* Work item *
When you find the line with "Wanted: the native" among the records below, reproduce it and each line after it exactly, ending with the line with "Potentials or basis: VASP".

========
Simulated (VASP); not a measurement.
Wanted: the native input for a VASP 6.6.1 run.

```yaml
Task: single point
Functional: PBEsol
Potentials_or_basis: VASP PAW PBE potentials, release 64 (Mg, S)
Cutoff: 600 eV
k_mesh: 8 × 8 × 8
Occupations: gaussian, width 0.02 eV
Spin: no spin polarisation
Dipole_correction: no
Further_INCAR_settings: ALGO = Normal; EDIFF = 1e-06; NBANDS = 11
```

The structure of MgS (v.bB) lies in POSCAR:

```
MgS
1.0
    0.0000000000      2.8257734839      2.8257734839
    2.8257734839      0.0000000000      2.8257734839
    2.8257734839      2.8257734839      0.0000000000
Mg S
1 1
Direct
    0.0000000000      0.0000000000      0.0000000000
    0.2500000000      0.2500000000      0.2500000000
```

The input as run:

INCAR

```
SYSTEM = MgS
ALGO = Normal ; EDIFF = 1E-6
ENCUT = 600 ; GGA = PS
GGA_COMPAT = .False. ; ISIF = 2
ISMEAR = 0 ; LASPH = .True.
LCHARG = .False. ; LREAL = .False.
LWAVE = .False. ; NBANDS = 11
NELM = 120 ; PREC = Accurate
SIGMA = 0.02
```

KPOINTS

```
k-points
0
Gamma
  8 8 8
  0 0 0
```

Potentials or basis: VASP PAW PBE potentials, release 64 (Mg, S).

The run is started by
========

* Result *
Wanted: the native input for a VASP 6.6.1 run.

```yaml
Task: single point
Functional: PBEsol
Potentials_or_basis: VASP PAW PBE potentials, release 64 (Mg, S)
Cutoff: 600 eV
k_mesh: 8 × 8 × 8
Occupations: gaussian, width 0.02 eV
Spin: no spin polarisation
Dipole_correction: no
Further_INCAR_settings: ALGO = Normal; EDIFF = 1e-06; NBANDS = 11
```

The structure of MgS (v.bB) lies in POSCAR:

```
MgS
1.0
    0.0000000000      2.8257734839      2.8257734839
    2.8257734839      0.0000000000      2.8257734839
    2.8257734839      2.8257734839      0.0000000000
Mg S
1 1
Direct
    0.0000000000      0.0000000000      0.0000000000
    0.2500000000      0.2500000000      0.2500000000
```

The input as run:

INCAR

```
SYSTEM = MgS
ALGO = Normal ; EDIFF = 1E-6
ENCUT = 600 ; GGA = PS
GGA_COMPAT = .False. ; ISIF = 2
ISMEAR = 0 ; LASPH = .True.
LCHARG = .False. ; LREAL = .False.
LWAVE = .False. ; NBANDS = 11
NELM = 120 ; PREC = Accurate
SIGMA = 0.02
```

KPOINTS

```
k-points
0
Gamma
  8 8 8
  0 0 0
```

Potentials or basis: VASP PAW PBE potentials, release 64 (Mg, S).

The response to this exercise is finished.